§ Assigned task:
Every line from the beginning of the data through the line containing "component (eV/Å) |" should be reproduced exactly, and no further lines should be output.

§ Material shown:
· · · ·

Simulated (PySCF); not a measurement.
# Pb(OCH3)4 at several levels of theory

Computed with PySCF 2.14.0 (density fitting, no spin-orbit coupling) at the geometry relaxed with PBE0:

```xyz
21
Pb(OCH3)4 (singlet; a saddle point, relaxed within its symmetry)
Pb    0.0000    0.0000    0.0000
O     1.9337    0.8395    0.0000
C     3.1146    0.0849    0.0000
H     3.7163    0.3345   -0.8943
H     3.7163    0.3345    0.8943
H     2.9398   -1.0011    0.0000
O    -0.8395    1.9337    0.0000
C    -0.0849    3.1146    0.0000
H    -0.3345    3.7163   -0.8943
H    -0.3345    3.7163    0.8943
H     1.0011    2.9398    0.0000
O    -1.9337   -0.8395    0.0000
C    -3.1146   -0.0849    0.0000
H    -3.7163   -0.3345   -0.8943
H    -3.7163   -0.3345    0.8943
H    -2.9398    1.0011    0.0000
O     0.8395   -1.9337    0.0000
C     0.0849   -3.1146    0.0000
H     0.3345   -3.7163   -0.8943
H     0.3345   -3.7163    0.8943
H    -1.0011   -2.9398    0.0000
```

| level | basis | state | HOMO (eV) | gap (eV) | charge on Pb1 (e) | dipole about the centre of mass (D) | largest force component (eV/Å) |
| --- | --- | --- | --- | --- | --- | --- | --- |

· · · ·

§ Task output:
Simulated (PySCF); not a measurement.
# Pb(OCH3)4 at several levels of theory

Computed with PySCF 2.14.0 (density fitting, no spin-orbit coupling) at the geometry relaxed with PBE0:

```xyz
21
Pb(OCH3)4 (singlet; a saddle point, relaxed within its symmetry)
Pb    0.0000    0.0000    0.0000
O     1.9337    0.8395    0.0000
C     3.1146    0.0849    0.0000
H     3.7163    0.3345   -0.8943
H     3.7163    0.3345    0.8943
H     2.9398   -1.0011    0.0000
O    -0.8395    1.9337    0.0000
C    -0.0849    3.1146    0.0000
H    -0.3345    3.7163   -0.8943
H    -0.3345    3.7163    0.8943
H     1.0011    2.9398    0.0000
O    -1.9337   -0.8395    0.0000
C    -3.1146   -0.0849    0.0000
H    -3.7163   -0.3345   -0.8943
H    -3.7163   -0.3345    0.8943
H    -2.9398    1.0011    0.0000
O     0.8395   -1.9337    0.0000
C     0.0849   -3.1146    0.0000
H     0.3345   -3.7163   -0.8943
H     0.3345   -3.7163    0.8943
H    -1.0011   -2.9398    0.0000
```

| level | basis | state | HOMO (eV) | gap (eV) | charge on Pb1 (e) | dipole about the centre of mass (D) | largest force component (eV/Å) |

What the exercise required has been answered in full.